#### DATA EXCERPTS:
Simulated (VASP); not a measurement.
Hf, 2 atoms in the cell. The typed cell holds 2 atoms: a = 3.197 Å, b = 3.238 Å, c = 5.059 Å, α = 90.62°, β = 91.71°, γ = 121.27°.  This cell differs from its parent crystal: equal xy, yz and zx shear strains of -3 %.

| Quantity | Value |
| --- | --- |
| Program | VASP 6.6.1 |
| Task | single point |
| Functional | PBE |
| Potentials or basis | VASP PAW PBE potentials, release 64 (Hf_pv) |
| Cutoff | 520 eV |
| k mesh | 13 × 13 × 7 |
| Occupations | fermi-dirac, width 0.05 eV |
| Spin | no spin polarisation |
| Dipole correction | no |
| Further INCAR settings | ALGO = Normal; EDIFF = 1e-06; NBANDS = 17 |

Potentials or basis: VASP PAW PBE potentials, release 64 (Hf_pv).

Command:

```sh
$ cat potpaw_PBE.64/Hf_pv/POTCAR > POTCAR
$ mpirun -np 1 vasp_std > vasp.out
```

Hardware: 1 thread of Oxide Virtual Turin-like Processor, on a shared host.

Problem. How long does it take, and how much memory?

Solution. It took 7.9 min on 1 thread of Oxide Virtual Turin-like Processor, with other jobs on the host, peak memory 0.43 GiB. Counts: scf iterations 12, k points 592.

#### WORK ITEM:
The reply should consist solely of the lines above from the one that has "width 0.05 eV |" through the one that has "Problem. How long", reproduced exactly.

#### WRITTEN RESPONSE:
| Occupations | fermi-dirac, width 0.05 eV |
| Spin | no spin polarisation |
| Dipole correction | no |
| Further INCAR settings | ALGO = Normal; EDIFF = 1e-06; NBANDS = 17 |

Potentials or basis: VASP PAW PBE potentials, release 64 (Hf_pv).

Command:

```sh
$ cat potpaw_PBE.64/Hf_pv/POTCAR > POTCAR
$ mpirun -np 1 vasp_std > vasp.out
```

Hardware: 1 thread of Oxide Virtual Turin-like Processor, on a shared host.

Problem. How long does it take, and how much memory?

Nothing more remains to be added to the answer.